:: Action item ::
One range is to be output from the listing below, exactly as written: the line with "Q: Is it conducting or gapped at this level?" to the line with "A: The computed", both kept.

:: Stored data ::
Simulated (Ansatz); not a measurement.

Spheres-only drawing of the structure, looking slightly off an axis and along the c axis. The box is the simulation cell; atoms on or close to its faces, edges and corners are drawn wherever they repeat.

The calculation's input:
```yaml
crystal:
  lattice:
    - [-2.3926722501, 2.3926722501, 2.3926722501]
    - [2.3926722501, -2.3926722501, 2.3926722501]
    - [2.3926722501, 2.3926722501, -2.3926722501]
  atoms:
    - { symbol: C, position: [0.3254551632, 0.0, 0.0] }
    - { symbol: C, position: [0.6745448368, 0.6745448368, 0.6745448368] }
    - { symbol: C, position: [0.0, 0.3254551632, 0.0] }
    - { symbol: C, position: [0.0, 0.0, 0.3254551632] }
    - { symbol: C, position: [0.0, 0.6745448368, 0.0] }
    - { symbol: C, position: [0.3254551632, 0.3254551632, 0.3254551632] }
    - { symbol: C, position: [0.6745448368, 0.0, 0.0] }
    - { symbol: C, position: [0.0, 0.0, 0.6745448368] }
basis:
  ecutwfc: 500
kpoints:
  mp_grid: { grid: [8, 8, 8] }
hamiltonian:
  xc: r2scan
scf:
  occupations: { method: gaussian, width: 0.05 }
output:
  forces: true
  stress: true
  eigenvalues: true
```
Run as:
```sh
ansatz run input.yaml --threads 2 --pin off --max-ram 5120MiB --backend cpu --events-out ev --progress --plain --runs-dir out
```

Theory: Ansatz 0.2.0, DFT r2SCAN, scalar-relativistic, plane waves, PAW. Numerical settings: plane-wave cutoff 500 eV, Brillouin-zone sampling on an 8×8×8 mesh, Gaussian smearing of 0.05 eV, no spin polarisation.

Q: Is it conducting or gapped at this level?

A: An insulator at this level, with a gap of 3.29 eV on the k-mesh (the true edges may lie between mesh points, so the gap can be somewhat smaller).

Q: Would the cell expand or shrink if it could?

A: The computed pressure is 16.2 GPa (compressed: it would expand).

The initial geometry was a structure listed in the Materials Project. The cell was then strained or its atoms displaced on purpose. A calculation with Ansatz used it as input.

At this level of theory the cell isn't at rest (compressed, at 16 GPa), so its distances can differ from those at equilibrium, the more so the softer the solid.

:: Answer space ::
Q: Is it conducting or gapped at this level?

A: An insulator at this level, with a gap of 3.29 eV on the k-mesh (the true edges may lie between mesh points, so the gap can be somewhat smaller).

Q: Would the cell expand or shrink if it could?

A: The computed pressure is 16.2 GPa (compressed: it would expand).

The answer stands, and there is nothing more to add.